* **Assignment**:
In your answer, reproduce exactly the lines from the beginning of the listing below through the one containing "-3.8; (b) -0.9.", and only those lines.

* **Entries shown**:
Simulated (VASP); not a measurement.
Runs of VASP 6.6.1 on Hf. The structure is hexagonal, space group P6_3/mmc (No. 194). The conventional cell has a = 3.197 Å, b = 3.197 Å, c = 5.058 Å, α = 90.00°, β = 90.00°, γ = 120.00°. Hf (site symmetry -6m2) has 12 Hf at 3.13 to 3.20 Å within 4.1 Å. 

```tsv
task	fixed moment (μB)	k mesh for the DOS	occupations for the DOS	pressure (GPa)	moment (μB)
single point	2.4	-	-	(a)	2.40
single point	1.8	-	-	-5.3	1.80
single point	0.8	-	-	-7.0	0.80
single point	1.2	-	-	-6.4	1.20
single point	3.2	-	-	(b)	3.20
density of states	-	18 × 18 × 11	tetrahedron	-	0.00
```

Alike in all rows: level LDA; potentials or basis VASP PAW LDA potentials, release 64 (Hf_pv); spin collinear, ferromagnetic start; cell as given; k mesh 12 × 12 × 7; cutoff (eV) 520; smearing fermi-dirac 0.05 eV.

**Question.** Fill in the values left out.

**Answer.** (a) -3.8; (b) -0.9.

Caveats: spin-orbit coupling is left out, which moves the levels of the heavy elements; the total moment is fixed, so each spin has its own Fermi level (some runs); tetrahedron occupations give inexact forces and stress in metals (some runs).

* **Response box**:
Simulated (VASP); not a measurement.
Runs of VASP 6.6.1 on Hf. The structure is hexagonal, space group P6_3/mmc (No. 194). The conventional cell has a = 3.197 Å, b = 3.197 Å, c = 5.058 Å, α = 90.00°, β = 90.00°, γ = 120.00°. Hf (site symmetry -6m2) has 12 Hf at 3.13 to 3.20 Å within 4.1 Å. 

```tsv
task	fixed moment (μB)	k mesh for the DOS	occupations for the DOS	pressure (GPa)	moment (μB)
single point	2.4	-	-	(a)	2.40
single point	1.8	-	-	-5.3	1.80
single point	0.8	-	-	-7.0	0.80
single point	1.2	-	-	-6.4	1.20
single point	3.2	-	-	(b)	3.20
density of states	-	18 × 18 × 11	tetrahedron	-	0.00
```

Alike in all rows: level LDA; potentials or basis VASP PAW LDA potentials, release 64 (Hf_pv); spin collinear, ferromagnetic start; cell as given; k mesh 12 × 12 × 7; cutoff (eV) 520; smearing fermi-dirac 0.05 eV.

**Question.** Fill in the values left out.

**Answer.** (a) -3.8; (b) -0.9.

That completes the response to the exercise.